Requirement:
Reproduce every record below exactly as it appears.

Dataset excerpts:
_____

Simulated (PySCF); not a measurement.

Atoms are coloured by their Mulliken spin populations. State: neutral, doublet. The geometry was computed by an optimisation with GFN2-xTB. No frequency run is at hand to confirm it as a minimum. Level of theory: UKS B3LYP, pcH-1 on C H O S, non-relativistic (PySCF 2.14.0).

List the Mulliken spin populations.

_____

Task result:
Simulated (PySCF); not a measurement.

Atoms are coloured by their Mulliken spin populations. State: neutral, doublet. The geometry was computed by an optimisation with GFN2-xTB. No frequency run is at hand to confirm it as a minimum. Level of theory: UKS B3LYP, pcH-1 on C H O S, non-relativistic (PySCF 2.14.0).

List the Mulliken spin populations.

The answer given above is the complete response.